- **Source material**:
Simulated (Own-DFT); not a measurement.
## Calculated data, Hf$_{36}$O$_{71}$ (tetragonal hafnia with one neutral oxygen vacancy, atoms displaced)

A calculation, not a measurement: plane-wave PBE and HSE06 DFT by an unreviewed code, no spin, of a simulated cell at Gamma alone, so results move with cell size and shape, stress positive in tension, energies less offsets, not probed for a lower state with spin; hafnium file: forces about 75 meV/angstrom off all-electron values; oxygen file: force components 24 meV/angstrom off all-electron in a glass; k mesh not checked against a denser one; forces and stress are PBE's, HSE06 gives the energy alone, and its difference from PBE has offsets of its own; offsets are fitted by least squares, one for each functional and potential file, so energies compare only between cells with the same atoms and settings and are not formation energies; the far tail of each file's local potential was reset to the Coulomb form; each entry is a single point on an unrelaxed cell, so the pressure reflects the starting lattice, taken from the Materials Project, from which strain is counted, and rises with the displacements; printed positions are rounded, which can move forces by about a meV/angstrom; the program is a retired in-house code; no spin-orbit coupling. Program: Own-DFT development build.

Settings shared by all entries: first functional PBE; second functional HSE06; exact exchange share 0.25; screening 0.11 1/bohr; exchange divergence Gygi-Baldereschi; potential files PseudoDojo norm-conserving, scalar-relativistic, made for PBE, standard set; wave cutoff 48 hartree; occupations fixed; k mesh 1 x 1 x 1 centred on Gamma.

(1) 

- **Work request**: Output the listing above word for word, from the opening line through the line that contains "Settings shared by", and leave out everything after it.

- **Expected answer**:
Simulated (Own-DFT); not a measurement.
## Calculated data, Hf$_{36}$O$_{71}$ (tetragonal hafnia with one neutral oxygen vacancy, atoms displaced)

A calculation, not a measurement: plane-wave PBE and HSE06 DFT by an unreviewed code, no spin, of a simulated cell at Gamma alone, so results move with cell size and shape, stress positive in tension, energies less offsets, not probed for a lower state with spin; hafnium file: forces about 75 meV/angstrom off all-electron values; oxygen file: force components 24 meV/angstrom off all-electron in a glass; k mesh not checked against a denser one; forces and stress are PBE's, HSE06 gives the energy alone, and its difference from PBE has offsets of its own; offsets are fitted by least squares, one for each functional and potential file, so energies compare only between cells with the same atoms and settings and are not formation energies; the far tail of each file's local potential was reset to the Coulomb form; each entry is a single point on an unrelaxed cell, so the pressure reflects the starting lattice, taken from the Materials Project, from which strain is counted, and rises with the displacements; printed positions are rounded, which can move forces by about a meV/angstrom; the program is a retired in-house code; no spin-orbit coupling. Program: Own-DFT development build.

Settings shared by all entries: first functional PBE; second functional HSE06; exact exchange share 0.25; screening 0.11 1/bohr; exchange divergence Gygi-Baldereschi; potential files PseudoDojo norm-conserving, scalar-relativistic, made for PBE, standard set; wave cutoff 48 hartree; occupations fixed; k mesh 1 x 1 x 1 centred on Gamma.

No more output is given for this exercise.